* _REQUIREMENT_
The full set of entries below is to be returned unchanged.

* _DATA FOR REVIEW_
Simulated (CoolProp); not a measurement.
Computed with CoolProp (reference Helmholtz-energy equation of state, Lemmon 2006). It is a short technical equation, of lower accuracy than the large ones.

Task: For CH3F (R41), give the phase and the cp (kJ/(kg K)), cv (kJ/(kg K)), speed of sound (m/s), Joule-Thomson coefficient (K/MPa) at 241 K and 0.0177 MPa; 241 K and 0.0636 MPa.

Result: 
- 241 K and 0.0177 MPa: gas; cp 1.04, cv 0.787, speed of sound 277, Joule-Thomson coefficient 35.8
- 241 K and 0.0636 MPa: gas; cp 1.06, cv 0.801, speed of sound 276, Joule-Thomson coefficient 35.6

* _YOUR RESPONSE_
Simulated (CoolProp); not a measurement.
Computed with CoolProp (reference Helmholtz-energy equation of state, Lemmon 2006). It is a short technical equation, of lower accuracy than the large ones.

Task: For CH3F (R41), give the phase and the cp (kJ/(kg K)), cv (kJ/(kg K)), speed of sound (m/s), Joule-Thomson coefficient (K/MPa) at 241 K and 0.0177 MPa; 241 K and 0.0636 MPa.

Result: 
- 241 K and 0.0177 MPa: gas; cp 1.04, cv 0.787, speed of sound 277, Joule-Thomson coefficient 35.8
- 241 K and 0.0636 MPa: gas; cp 1.06, cv 0.801, speed of sound 276, Joule-Thomson coefficient 35.6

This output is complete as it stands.